▸ WORK ORDER:
Could you restate word for word every line of the records below, from the first one to the one holding "Case: N type (P2_13, No. 198)."?

▸ GIVEN RECORDS:
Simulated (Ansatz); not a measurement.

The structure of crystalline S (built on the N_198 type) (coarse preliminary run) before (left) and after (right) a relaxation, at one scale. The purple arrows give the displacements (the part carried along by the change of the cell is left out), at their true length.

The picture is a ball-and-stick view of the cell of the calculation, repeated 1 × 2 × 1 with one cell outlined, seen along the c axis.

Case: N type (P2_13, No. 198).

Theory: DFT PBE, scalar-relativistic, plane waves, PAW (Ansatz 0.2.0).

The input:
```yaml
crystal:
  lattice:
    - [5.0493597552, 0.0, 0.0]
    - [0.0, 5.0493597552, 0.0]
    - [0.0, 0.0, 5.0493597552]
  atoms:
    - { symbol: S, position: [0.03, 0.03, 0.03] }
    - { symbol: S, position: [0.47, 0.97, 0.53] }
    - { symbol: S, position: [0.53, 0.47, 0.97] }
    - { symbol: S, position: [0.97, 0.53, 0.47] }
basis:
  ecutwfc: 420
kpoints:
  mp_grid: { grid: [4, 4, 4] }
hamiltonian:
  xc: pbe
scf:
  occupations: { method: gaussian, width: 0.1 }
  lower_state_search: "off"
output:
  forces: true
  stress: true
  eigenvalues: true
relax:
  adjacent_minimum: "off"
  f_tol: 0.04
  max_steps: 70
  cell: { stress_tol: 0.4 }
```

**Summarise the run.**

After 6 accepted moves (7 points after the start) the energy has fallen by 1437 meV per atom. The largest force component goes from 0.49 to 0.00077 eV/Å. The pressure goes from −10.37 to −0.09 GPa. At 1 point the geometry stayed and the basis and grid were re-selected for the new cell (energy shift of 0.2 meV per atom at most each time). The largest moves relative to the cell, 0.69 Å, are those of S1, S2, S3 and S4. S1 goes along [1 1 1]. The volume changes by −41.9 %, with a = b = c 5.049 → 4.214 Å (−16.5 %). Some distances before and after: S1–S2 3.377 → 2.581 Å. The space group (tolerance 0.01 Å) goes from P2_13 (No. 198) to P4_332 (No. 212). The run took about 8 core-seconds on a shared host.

▸ TASK ANSWER:
Simulated (Ansatz); not a measurement.

The structure of crystalline S (built on the N_198 type) (coarse preliminary run) before (left) and after (right) a relaxation, at one scale. The purple arrows give the displacements (the part carried along by the change of the cell is left out), at their true length.

The picture is a ball-and-stick view of the cell of the calculation, repeated 1 × 2 × 1 with one cell outlined, seen along the c axis.

Case: N type (P2_13, No. 198).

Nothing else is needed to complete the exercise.